## Required action
Please retype, unchanged, each line from the top of the material below through the line where "Problem. Order the" appears.

_ _ _ _ _

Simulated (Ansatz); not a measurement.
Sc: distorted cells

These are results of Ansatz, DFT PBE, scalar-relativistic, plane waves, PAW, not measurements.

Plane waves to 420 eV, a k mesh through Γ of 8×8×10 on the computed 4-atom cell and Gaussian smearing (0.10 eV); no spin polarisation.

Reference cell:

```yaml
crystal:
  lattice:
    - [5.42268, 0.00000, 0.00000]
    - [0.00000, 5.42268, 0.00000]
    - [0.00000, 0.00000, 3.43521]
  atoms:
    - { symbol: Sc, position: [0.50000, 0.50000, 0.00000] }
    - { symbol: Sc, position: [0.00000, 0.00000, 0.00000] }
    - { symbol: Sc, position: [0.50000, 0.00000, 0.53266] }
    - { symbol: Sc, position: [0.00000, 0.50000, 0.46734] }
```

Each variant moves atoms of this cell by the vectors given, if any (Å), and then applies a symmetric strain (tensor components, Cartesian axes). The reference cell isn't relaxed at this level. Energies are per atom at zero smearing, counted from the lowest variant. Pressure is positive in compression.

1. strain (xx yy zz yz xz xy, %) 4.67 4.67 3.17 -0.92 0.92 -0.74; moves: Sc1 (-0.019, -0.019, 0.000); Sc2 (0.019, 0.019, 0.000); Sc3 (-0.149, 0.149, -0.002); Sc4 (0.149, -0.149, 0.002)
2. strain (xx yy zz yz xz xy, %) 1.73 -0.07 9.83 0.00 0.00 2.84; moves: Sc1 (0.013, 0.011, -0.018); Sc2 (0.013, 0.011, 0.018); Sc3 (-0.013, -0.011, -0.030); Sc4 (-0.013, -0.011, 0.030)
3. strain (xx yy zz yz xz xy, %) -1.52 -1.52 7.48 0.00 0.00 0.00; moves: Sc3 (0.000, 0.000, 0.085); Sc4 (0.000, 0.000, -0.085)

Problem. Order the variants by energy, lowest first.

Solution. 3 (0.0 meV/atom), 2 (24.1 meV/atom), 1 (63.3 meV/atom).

_ _ _ _ _

## Task response
Simulated (Ansatz); not a measurement.
Sc: distorted cells

These are results of Ansatz, DFT PBE, scalar-relativistic, plane waves, PAW, not measurements.

Plane waves to 420 eV, a k mesh through Γ of 8×8×10 on the computed 4-atom cell and Gaussian smearing (0.10 eV); no spin polarisation.

Reference cell:

```yaml
crystal:
  lattice:
    - [5.42268, 0.00000, 0.00000]
    - [0.00000, 5.42268, 0.00000]
    - [0.00000, 0.00000, 3.43521]
  atoms:
    - { symbol: Sc, position: [0.50000, 0.50000, 0.00000] }
    - { symbol: Sc, position: [0.00000, 0.00000, 0.00000] }
    - { symbol: Sc, position: [0.50000, 0.00000, 0.53266] }
    - { symbol: Sc, position: [0.00000, 0.50000, 0.46734] }
```

Each variant moves atoms of this cell by the vectors given, if any (Å), and then applies a symmetric strain (tensor components, Cartesian axes). The reference cell isn't relaxed at this level. Energies are per atom at zero smearing, counted from the lowest variant. Pressure is positive in compression.

1. strain (xx yy zz yz xz xy, %) 4.67 4.67 3.17 -0.92 0.92 -0.74; moves: Sc1 (-0.019, -0.019, 0.000); Sc2 (0.019, 0.019, 0.000); Sc3 (-0.149, 0.149, -0.002); Sc4 (0.149, -0.149, 0.002)
2. strain (xx yy zz yz xz xy, %) 1.73 -0.07 9.83 0.00 0.00 2.84; moves: Sc1 (0.013, 0.011, -0.018); Sc2 (0.013, 0.011, 0.018); Sc3 (-0.013, -0.011, -0.030); Sc4 (-0.013, -0.011, 0.030)
3. strain (xx yy zz yz xz xy, %) -1.52 -1.52 7.48 0.00 0.00 0.00; moves: Sc3 (0.000, 0.000, 0.085); Sc4 (0.000, 0.000, -0.085)

Problem. Order the variants by energy, lowest first.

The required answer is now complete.